※

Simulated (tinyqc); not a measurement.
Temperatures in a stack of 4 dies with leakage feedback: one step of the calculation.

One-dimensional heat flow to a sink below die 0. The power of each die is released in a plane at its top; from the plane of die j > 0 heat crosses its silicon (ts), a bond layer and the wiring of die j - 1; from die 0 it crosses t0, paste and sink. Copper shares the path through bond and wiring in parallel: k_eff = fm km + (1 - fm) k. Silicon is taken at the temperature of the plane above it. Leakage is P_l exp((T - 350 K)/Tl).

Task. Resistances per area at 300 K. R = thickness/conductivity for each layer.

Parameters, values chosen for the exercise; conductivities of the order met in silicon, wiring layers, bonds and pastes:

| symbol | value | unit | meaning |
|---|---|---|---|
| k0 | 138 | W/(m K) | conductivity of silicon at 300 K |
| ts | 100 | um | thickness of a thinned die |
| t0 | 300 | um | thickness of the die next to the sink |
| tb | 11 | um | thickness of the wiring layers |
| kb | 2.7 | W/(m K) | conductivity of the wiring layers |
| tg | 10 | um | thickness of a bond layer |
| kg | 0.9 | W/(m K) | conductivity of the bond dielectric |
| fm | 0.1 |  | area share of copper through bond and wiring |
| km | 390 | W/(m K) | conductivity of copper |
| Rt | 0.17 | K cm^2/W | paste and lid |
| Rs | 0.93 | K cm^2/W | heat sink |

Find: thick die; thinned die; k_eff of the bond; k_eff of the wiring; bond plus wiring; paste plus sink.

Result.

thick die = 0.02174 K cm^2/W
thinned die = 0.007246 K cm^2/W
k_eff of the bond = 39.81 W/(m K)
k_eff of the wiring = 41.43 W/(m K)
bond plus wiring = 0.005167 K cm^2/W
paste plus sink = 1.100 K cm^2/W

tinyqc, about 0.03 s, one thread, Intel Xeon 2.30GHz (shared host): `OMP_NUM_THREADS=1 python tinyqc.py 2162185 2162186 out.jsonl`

※

Reproduce exactly the first line of the listing and every line after it, through the one containing "Temperatures in a". Nothing else belongs in the output.

* _REPLY_:
Simulated (tinyqc); not a measurement.
Temperatures in a stack of 4 dies with leakage feedback: one step of the calculation.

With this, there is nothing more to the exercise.